Provided information:
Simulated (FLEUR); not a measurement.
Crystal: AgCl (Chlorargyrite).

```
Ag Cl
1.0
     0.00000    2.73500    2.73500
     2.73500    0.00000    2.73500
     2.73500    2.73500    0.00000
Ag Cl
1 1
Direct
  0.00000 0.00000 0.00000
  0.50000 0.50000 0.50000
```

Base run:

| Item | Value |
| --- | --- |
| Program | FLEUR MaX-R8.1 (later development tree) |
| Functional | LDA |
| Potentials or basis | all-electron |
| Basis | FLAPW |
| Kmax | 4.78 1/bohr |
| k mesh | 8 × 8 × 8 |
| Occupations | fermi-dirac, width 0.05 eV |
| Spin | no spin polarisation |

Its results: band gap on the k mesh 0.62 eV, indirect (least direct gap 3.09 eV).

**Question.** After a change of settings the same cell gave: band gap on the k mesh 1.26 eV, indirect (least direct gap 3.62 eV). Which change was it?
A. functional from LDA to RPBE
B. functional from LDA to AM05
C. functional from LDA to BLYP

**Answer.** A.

Activity: Return only the lines above that run from the opening line through the line containing "C. functional from LDA to BLYP", exactly as written.

Reply:
Simulated (FLEUR); not a measurement.
Crystal: AgCl (Chlorargyrite).

```
Ag Cl
1.0
     0.00000    2.73500    2.73500
     2.73500    0.00000    2.73500
     2.73500    2.73500    0.00000
Ag Cl
1 1
Direct
  0.00000 0.00000 0.00000
  0.50000 0.50000 0.50000
```

Base run:

| Item | Value |
| --- | --- |
| Program | FLEUR MaX-R8.1 (later development tree) |
| Functional | LDA |
| Potentials or basis | all-electron |
| Basis | FLAPW |
| Kmax | 4.78 1/bohr |
| k mesh | 8 × 8 × 8 |
| Occupations | fermi-dirac, width 0.05 eV |
| Spin | no spin polarisation |

Its results: band gap on the k mesh 0.62 eV, indirect (least direct gap 3.09 eV).

**Question.** After a change of settings the same cell gave: band gap on the k mesh 1.26 eV, indirect (least direct gap 3.62 eV). Which change was it?
A. functional from LDA to RPBE
B. functional from LDA to AM05
C. functional from LDA to BLYP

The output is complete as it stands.